REQUIRED ACTION: Could you return the entire listing below exactly as written?

GIVEN INFORMATION:
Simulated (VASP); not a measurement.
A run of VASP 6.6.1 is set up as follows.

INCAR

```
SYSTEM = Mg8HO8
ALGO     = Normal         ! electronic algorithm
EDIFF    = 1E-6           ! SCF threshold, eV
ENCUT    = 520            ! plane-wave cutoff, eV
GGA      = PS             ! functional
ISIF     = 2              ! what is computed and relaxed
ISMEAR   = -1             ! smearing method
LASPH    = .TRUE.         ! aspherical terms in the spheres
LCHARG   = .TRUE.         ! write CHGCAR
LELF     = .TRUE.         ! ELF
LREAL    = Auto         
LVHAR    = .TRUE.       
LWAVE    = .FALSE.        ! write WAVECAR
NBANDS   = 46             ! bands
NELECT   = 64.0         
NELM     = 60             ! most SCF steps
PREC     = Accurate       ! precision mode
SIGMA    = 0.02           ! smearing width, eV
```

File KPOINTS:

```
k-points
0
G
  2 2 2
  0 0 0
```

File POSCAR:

ANSWER SECTION:
Simulated (VASP); not a measurement.
A run of VASP 6.6.1 is set up as follows.

INCAR

```
SYSTEM = Mg8HO8
ALGO     = Normal         ! electronic algorithm
EDIFF    = 1E-6           ! SCF threshold, eV
ENCUT    = 520            ! plane-wave cutoff, eV
GGA      = PS             ! functional
ISIF     = 2              ! what is computed and relaxed
ISMEAR   = -1             ! smearing method
LASPH    = .TRUE.         ! aspherical terms in the spheres
LCHARG   = .TRUE.         ! write CHGCAR
LELF     = .TRUE.         ! ELF
LREAL    = Auto         
LVHAR    = .TRUE.       
LWAVE    = .FALSE.        ! write WAVECAR
NBANDS   = 46             ! bands
NELECT   = 64.0         
NELM     = 60             ! most SCF steps
PREC     = Accurate       ! precision mode
SIGMA    = 0.02           ! smearing width, eV
```

File KPOINTS:

```
k-points
0
G
  2 2 2
  0 0 0
```

File POSCAR:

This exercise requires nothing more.